Supplied information:
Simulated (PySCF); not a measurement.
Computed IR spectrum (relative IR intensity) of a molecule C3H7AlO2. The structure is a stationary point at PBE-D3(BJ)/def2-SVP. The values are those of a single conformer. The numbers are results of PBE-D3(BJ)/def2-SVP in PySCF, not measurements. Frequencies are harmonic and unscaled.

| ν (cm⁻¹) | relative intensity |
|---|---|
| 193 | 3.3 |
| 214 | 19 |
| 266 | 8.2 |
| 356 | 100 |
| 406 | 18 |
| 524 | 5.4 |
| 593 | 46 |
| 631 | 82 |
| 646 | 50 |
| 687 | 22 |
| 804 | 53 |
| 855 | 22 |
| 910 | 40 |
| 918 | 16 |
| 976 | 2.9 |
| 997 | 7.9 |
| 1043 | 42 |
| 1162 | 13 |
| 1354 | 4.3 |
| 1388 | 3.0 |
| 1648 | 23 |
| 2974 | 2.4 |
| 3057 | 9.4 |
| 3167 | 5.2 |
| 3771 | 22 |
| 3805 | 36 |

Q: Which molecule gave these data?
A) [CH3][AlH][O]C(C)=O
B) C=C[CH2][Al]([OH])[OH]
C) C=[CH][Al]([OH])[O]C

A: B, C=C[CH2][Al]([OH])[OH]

Work item:
The expected response is the material above given again line by line, from its first line to the line holding "C) C=[CH][Al]([OH])[O]C", inclusive.

Reply:
Simulated (PySCF); not a measurement.
Computed IR spectrum (relative IR intensity) of a molecule C3H7AlO2. The structure is a stationary point at PBE-D3(BJ)/def2-SVP. The values are those of a single conformer. The numbers are results of PBE-D3(BJ)/def2-SVP in PySCF, not measurements. Frequencies are harmonic and unscaled.

| ν (cm⁻¹) | relative intensity |
|---|---|
| 193 | 3.3 |
| 214 | 19 |
| 266 | 8.2 |
| 356 | 100 |
| 406 | 18 |
| 524 | 5.4 |
| 593 | 46 |
| 631 | 82 |
| 646 | 50 |
| 687 | 22 |
| 804 | 53 |
| 855 | 22 |
| 910 | 40 |
| 918 | 16 |
| 976 | 2.9 |
| 997 | 7.9 |
| 1043 | 42 |
| 1162 | 13 |
| 1354 | 4.3 |
| 1388 | 3.0 |
| 1648 | 23 |
| 2974 | 2.4 |
| 3057 | 9.4 |
| 3167 | 5.2 |
| 3771 | 22 |
| 3805 | 36 |

Q: Which molecule gave these data?
A) [CH3][AlH][O]C(C)=O
B) C=C[CH2][Al]([OH])[OH]
C) C=[CH][Al]([OH])[O]C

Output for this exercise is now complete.